▶ Source information:
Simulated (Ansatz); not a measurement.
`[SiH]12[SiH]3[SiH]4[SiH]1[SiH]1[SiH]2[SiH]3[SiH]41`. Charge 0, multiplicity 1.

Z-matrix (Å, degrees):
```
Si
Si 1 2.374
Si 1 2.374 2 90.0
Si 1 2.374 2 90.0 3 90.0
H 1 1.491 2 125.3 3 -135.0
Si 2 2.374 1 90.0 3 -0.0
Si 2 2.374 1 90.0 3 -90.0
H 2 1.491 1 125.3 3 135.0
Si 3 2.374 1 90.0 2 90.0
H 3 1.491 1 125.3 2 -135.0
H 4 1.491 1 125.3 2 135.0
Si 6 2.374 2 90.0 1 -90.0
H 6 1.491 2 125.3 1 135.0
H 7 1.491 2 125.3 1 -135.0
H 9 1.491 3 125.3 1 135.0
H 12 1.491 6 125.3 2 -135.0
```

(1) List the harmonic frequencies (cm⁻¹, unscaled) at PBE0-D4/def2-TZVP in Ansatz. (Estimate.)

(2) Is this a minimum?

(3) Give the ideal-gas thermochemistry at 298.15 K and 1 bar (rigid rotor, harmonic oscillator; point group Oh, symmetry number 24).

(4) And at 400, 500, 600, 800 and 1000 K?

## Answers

▶ Work instruction:
Print, please, the lines from the first line of the material through the line that contains "(4) And at 400, 500, 600, 800 and 1000 K?", exactly as written and with nothing added.

▶ Task solution:
Simulated (Ansatz); not a measurement.
`[SiH]12[SiH]3[SiH]4[SiH]1[SiH]1[SiH]2[SiH]3[SiH]41`. Charge 0, multiplicity 1.

Z-matrix (Å, degrees):
```
Si
Si 1 2.374
Si 1 2.374 2 90.0
Si 1 2.374 2 90.0 3 90.0
H 1 1.491 2 125.3 3 -135.0
Si 2 2.374 1 90.0 3 -0.0
Si 2 2.374 1 90.0 3 -90.0
H 2 1.491 1 125.3 3 135.0
Si 3 2.374 1 90.0 2 90.0
H 3 1.491 1 125.3 2 -135.0
H 4 1.491 1 125.3 2 135.0
Si 6 2.374 2 90.0 1 -90.0
H 6 1.491 2 125.3 1 135.0
H 7 1.491 2 125.3 1 -135.0
H 9 1.491 3 125.3 1 135.0
H 12 1.491 6 125.3 2 -135.0
```

(1) List the harmonic frequencies (cm⁻¹, unscaled) at PBE0-D4/def2-TZVP in Ansatz. (Estimate.)

(2) Is this a minimum?

(3) Give the ideal-gas thermochemistry at 298.15 K and 1 bar (rigid rotor, harmonic oscillator; point group Oh, symmetry number 24).

(4) And at 400, 500, 600, 800 and 1000 K?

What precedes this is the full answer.